WORK REQUEST: Please copy out the entries below exactly, beginning with the line that contains "Figure 1: GeH₅OPSi." and ending with the line that contains "Question: Which picture", and include nothing outside that span.

BEGIN DATA SUPPLIED

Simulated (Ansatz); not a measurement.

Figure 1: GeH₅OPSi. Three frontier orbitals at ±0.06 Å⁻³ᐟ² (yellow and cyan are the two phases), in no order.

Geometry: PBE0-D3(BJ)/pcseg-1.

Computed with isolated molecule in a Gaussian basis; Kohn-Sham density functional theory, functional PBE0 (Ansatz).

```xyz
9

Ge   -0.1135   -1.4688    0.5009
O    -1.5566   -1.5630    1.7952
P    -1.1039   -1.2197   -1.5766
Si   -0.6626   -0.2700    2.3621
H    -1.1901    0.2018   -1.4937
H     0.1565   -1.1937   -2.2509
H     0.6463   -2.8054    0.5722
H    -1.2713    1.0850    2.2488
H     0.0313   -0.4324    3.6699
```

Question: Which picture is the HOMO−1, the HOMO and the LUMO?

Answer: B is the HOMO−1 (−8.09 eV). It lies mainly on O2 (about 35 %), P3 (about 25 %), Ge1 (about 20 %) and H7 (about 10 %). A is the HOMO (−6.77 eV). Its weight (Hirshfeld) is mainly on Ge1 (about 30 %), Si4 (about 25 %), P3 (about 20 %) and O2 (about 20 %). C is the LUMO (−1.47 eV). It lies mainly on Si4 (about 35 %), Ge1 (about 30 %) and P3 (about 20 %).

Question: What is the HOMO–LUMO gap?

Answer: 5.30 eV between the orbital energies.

END DATA SUPPLIED

PROBLEM SOLUTION:
Figure 1: GeH₅OPSi. Three frontier orbitals at ±0.06 Å⁻³ᐟ² (yellow and cyan are the two phases), in no order.

Geometry: PBE0-D3(BJ)/pcseg-1.

Computed with isolated molecule in a Gaussian basis; Kohn-Sham density functional theory, functional PBE0 (Ansatz).

```xyz
9

Ge   -0.1135   -1.4688    0.5009
O    -1.5566   -1.5630    1.7952
P    -1.1039   -1.2197   -1.5766
Si   -0.6626   -0.2700    2.3621
H    -1.1901    0.2018   -1.4937
H     0.1565   -1.1937   -2.2509
H     0.6463   -2.8054    0.5722
H    -1.2713    1.0850    2.2488
H     0.0313   -0.4324    3.6699
```

Question: Which picture is the HOMO−1, the HOMO and the LUMO?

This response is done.